**TASK ITEM**
Two lines in the listing below mark the span: one contains "Theory: DFT PBE, scalar-relativistic, plane" and one contains "Q: Order the". Reproduce both of them and everything between, exactly.

**INFORMATION SHOWN**
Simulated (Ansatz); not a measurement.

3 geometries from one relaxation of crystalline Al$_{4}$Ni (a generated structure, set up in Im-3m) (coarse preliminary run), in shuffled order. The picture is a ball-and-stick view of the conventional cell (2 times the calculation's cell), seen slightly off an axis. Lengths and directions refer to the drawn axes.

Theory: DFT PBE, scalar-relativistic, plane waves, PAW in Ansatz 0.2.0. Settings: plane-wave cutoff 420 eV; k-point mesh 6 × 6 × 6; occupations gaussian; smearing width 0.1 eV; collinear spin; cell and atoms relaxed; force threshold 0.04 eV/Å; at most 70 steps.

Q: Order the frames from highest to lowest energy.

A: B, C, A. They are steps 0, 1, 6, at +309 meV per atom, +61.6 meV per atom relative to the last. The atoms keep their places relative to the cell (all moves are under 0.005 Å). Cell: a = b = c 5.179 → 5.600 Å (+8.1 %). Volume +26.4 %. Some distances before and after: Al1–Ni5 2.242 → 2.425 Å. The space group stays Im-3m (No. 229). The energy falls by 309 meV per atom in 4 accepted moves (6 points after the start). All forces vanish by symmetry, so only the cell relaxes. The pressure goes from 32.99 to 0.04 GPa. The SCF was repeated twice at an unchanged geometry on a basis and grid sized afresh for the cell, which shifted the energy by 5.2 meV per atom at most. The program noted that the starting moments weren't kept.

**EXERCISE RESPONSE**
Theory: DFT PBE, scalar-relativistic, plane waves, PAW in Ansatz 0.2.0. Settings: plane-wave cutoff 420 eV; k-point mesh 6 × 6 × 6; occupations gaussian; smearing width 0.1 eV; collinear spin; cell and atoms relaxed; force threshold 0.04 eV/Å; at most 70 steps.

Q: Order the frames from highest to lowest energy.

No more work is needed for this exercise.